Work order
Restate word for word the lines of the entries below, starting with the line that holds "- Gap 4.5 eV: optical" and ending with the line that holds "This step: DFT, HSE06, plane waves, PAW.", and no others.

Input data
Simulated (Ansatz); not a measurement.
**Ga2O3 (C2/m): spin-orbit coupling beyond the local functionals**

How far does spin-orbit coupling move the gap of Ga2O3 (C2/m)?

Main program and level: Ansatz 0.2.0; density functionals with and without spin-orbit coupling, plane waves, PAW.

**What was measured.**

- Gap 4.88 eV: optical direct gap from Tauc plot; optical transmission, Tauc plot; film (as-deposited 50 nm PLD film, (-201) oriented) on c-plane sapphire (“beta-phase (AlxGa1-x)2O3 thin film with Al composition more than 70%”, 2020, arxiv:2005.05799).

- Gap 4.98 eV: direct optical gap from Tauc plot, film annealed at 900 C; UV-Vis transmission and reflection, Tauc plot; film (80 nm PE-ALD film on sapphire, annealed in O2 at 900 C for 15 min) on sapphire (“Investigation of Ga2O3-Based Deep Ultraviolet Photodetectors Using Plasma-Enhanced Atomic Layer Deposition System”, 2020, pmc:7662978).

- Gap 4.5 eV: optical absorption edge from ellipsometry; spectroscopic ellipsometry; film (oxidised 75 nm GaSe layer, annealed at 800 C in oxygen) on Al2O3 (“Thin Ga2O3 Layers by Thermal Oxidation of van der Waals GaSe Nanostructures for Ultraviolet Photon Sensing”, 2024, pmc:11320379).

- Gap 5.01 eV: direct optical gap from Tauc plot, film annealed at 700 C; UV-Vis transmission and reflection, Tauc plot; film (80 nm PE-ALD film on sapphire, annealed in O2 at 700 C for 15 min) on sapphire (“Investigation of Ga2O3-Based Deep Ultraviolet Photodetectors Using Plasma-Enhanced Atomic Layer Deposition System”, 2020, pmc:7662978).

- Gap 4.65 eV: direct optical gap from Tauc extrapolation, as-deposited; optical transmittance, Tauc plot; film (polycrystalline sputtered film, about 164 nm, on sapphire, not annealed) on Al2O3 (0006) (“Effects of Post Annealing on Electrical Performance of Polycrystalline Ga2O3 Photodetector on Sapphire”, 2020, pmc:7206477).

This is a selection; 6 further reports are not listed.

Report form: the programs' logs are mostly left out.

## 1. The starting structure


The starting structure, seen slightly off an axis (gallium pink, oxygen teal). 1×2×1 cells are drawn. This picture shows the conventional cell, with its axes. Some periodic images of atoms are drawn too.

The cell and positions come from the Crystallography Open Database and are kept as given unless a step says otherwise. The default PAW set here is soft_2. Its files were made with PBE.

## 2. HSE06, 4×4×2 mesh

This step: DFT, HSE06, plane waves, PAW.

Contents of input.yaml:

Task result
- Gap 4.5 eV: optical absorption edge from ellipsometry; spectroscopic ellipsometry; film (oxidised 75 nm GaSe layer, annealed at 800 C in oxygen) on Al2O3 (“Thin Ga2O3 Layers by Thermal Oxidation of van der Waals GaSe Nanostructures for Ultraviolet Photon Sensing”, 2024, pmc:11320379).

- Gap 5.01 eV: direct optical gap from Tauc plot, film annealed at 700 C; UV-Vis transmission and reflection, Tauc plot; film (80 nm PE-ALD film on sapphire, annealed in O2 at 700 C for 15 min) on sapphire (“Investigation of Ga2O3-Based Deep Ultraviolet Photodetectors Using Plasma-Enhanced Atomic Layer Deposition System”, 2020, pmc:7662978).

- Gap 4.65 eV: direct optical gap from Tauc extrapolation, as-deposited; optical transmittance, Tauc plot; film (polycrystalline sputtered film, about 164 nm, on sapphire, not annealed) on Al2O3 (0006) (“Effects of Post Annealing on Electrical Performance of Polycrystalline Ga2O3 Photodetector on Sapphire”, 2020, pmc:7206477).

This is a selection; 6 further reports are not listed.

Report form: the programs' logs are mostly left out.

## 1. The starting structure


The starting structure, seen slightly off an axis (gallium pink, oxygen teal). 1×2×1 cells are drawn. This picture shows the conventional cell, with its axes. Some periodic images of atoms are drawn too.

The cell and positions come from the Crystallography Open Database and are kept as given unless a step says otherwise. The default PAW set here is soft_2. Its files were made with PBE.

## 2. HSE06, 4×4×2 mesh

This step: DFT, HSE06, plane waves, PAW.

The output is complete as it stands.